▶ _PROVIDED RECORDS_
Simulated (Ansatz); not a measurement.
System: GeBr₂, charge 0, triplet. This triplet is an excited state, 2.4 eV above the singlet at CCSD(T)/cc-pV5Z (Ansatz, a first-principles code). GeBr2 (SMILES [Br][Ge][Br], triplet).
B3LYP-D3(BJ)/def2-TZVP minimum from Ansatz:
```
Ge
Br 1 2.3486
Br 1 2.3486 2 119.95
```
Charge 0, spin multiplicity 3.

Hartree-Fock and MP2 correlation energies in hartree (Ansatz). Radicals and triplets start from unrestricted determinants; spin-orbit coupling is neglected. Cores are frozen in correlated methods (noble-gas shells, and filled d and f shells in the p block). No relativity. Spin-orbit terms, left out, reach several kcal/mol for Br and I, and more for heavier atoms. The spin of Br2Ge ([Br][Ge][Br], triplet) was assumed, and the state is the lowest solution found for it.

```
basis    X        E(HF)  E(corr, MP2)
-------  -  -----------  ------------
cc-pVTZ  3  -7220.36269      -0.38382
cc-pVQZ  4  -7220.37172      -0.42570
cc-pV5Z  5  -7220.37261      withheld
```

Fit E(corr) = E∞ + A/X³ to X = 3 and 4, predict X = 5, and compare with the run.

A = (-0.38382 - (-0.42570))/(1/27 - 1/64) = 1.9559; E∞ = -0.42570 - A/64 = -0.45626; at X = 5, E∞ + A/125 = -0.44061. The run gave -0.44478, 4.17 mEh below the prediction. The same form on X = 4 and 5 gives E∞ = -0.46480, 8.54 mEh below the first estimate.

▶ _ASSIGNED TASK_
Would you please copy exactly the part of the entries above that begins at the line containing "B3LYP-D3(BJ)/def2-TZVP minimum from" and ends at the line containing "Fit E(corr) = E∞", both lines included?

▶ _ANSWER SECTION_
B3LYP-D3(BJ)/def2-TZVP minimum from Ansatz:
```
Ge
Br 1 2.3486
Br 1 2.3486 2 119.95
```
Charge 0, spin multiplicity 3.

Hartree-Fock and MP2 correlation energies in hartree (Ansatz). Radicals and triplets start from unrestricted determinants; spin-orbit coupling is neglected. Cores are frozen in correlated methods (noble-gas shells, and filled d and f shells in the p block). No relativity. Spin-orbit terms, left out, reach several kcal/mol for Br and I, and more for heavier atoms. The spin of Br2Ge ([Br][Ge][Br], triplet) was assumed, and the state is the lowest solution found for it.

```
basis    X        E(HF)  E(corr, MP2)
-------  -  -----------  ------------
cc-pVTZ  3  -7220.36269      -0.38382
cc-pVQZ  4  -7220.37172      -0.42570
cc-pV5Z  5  -7220.37261      withheld
```

Fit E(corr) = E∞ + A/X³ to X = 3 and 4, predict X = 5, and compare with the run.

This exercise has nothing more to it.